▶ Exercise
Write the listing out once more, with every line exactly as it stands.

——————

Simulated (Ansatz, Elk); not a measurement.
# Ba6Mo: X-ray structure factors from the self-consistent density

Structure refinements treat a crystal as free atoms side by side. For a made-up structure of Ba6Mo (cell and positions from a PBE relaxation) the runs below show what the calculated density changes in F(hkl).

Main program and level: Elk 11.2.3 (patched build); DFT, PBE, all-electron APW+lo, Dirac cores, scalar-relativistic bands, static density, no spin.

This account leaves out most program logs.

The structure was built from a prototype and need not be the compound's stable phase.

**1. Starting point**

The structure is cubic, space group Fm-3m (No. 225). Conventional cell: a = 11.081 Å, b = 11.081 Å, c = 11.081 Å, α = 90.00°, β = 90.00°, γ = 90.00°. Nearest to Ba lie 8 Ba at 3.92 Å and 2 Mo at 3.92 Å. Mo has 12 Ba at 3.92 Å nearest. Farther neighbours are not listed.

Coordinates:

——————

▶ Result
Simulated (Ansatz, Elk); not a measurement.
# Ba6Mo: X-ray structure factors from the self-consistent density

Structure refinements treat a crystal as free atoms side by side. For a made-up structure of Ba6Mo (cell and positions from a PBE relaxation) the runs below show what the calculated density changes in F(hkl).

Main program and level: Elk 11.2.3 (patched build); DFT, PBE, all-electron APW+lo, Dirac cores, scalar-relativistic bands, static density, no spin.

This account leaves out most program logs.

The structure was built from a prototype and need not be the compound's stable phase.

**1. Starting point**

The structure is cubic, space group Fm-3m (No. 225). Conventional cell: a = 11.081 Å, b = 11.081 Å, c = 11.081 Å, α = 90.00°, β = 90.00°, γ = 90.00°. Nearest to Ba lie 8 Ba at 3.92 Å and 2 Mo at 3.92 Å. Mo has 12 Ba at 3.92 Å nearest. Farther neighbours are not listed.

Coordinates:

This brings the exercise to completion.